-- RECORDS PROVIDED follows --

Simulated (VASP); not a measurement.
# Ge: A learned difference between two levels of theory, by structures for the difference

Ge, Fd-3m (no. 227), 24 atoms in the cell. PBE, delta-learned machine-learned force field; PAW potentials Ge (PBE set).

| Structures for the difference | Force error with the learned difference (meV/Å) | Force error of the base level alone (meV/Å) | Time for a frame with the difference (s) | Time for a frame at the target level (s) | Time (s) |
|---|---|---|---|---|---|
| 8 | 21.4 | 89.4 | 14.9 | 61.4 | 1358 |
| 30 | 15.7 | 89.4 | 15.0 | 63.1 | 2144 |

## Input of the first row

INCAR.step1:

-- RECORDS PROVIDED concluded --

● **TASK ITEM**: From the first entry to the last, reproduce everything precisely.

● **REPLY**:
Simulated (VASP); not a measurement.
# Ge: A learned difference between two levels of theory, by structures for the difference

Ge, Fd-3m (no. 227), 24 atoms in the cell. PBE, delta-learned machine-learned force field; PAW potentials Ge (PBE set).

| Structures for the difference | Force error with the learned difference (meV/Å) | Force error of the base level alone (meV/Å) | Time for a frame with the difference (s) | Time for a frame at the target level (s) | Time (s) |
|---|---|---|---|---|---|
| 8 | 21.4 | 89.4 | 14.9 | 61.4 | 1358 |
| 30 | 15.7 | 89.4 | 15.0 | 63.1 | 2144 |

## Input of the first row

INCAR.step1:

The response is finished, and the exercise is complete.